######
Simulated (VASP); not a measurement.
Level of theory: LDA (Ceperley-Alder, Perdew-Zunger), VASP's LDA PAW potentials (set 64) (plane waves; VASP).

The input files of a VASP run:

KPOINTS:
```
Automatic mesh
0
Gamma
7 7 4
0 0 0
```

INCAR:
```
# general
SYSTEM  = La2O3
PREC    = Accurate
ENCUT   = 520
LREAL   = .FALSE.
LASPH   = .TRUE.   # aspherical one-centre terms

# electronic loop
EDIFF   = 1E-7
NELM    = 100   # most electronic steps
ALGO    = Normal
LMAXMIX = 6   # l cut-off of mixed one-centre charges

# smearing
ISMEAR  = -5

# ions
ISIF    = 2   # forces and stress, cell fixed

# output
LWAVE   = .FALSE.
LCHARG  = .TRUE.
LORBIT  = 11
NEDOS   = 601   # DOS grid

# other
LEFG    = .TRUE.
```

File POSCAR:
######

### Brief
Would you output every line of the listing exactly?

### Problem solution
Simulated (VASP); not a measurement.
Level of theory: LDA (Ceperley-Alder, Perdew-Zunger), VASP's LDA PAW potentials (set 64) (plane waves; VASP).

The input files of a VASP run:

KPOINTS:
```
Automatic mesh
0
Gamma
7 7 4
0 0 0
```

INCAR:
```
# general
SYSTEM  = La2O3
PREC    = Accurate
ENCUT   = 520
LREAL   = .FALSE.
LASPH   = .TRUE.   # aspherical one-centre terms

# electronic loop
EDIFF   = 1E-7
NELM    = 100   # most electronic steps
ALGO    = Normal
LMAXMIX = 6   # l cut-off of mixed one-centre charges

# smearing
ISMEAR  = -5

# ions
ISIF    = 2   # forces and stress, cell fixed

# output
LWAVE   = .FALSE.
LCHARG  = .TRUE.
LORBIT  = 11
NEDOS   = 601   # DOS grid

# other
LEFG    = .TRUE.
```

File POSCAR:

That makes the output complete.